####
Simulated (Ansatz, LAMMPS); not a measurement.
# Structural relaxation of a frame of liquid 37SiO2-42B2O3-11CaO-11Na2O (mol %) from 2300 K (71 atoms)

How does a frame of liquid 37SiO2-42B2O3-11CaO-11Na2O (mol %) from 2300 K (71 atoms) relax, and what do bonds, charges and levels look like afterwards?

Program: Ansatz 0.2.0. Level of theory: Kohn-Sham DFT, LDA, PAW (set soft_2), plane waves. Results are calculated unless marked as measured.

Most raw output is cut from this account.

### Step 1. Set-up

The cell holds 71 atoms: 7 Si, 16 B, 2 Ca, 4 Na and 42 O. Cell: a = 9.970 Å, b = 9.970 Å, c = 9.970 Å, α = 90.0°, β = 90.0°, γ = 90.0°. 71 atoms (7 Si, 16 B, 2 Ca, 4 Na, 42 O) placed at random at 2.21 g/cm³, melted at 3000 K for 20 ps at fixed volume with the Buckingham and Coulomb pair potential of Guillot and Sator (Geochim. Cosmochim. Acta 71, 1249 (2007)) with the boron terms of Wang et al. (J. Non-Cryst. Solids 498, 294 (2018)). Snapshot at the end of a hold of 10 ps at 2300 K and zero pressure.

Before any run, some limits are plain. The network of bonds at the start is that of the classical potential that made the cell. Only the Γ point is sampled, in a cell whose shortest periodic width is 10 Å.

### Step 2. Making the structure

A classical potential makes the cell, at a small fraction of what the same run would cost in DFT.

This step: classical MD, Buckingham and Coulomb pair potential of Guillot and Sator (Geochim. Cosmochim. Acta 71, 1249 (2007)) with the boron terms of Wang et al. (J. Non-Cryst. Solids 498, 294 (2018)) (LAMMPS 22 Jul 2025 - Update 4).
####

Give back each line above precisely as it stands.

● **SOLUTION**
Simulated (Ansatz, LAMMPS); not a measurement.
# Structural relaxation of a frame of liquid 37SiO2-42B2O3-11CaO-11Na2O (mol %) from 2300 K (71 atoms)

How does a frame of liquid 37SiO2-42B2O3-11CaO-11Na2O (mol %) from 2300 K (71 atoms) relax, and what do bonds, charges and levels look like afterwards?

Program: Ansatz 0.2.0. Level of theory: Kohn-Sham DFT, LDA, PAW (set soft_2), plane waves. Results are calculated unless marked as measured.

Most raw output is cut from this account.

### Step 1. Set-up

The cell holds 71 atoms: 7 Si, 16 B, 2 Ca, 4 Na and 42 O. Cell: a = 9.970 Å, b = 9.970 Å, c = 9.970 Å, α = 90.0°, β = 90.0°, γ = 90.0°. 71 atoms (7 Si, 16 B, 2 Ca, 4 Na, 42 O) placed at random at 2.21 g/cm³, melted at 3000 K for 20 ps at fixed volume with the Buckingham and Coulomb pair potential of Guillot and Sator (Geochim. Cosmochim. Acta 71, 1249 (2007)) with the boron terms of Wang et al. (J. Non-Cryst. Solids 498, 294 (2018)). Snapshot at the end of a hold of 10 ps at 2300 K and zero pressure.

Before any run, some limits are plain. The network of bonds at the start is that of the classical potential that made the cell. Only the Γ point is sampled, in a cell whose shortest periodic width is 10 Å.

### Step 2. Making the structure

A classical potential makes the cell, at a small fraction of what the same run would cost in DFT.

This step: classical MD, Buckingham and Coulomb pair potential of Guillot and Sator (Geochim. Cosmochim. Acta 71, 1249 (2007)) with the boron terms of Wang et al. (J. Non-Cryst. Solids 498, 294 (2018)) (LAMMPS 22 Jul 2025 - Update 4).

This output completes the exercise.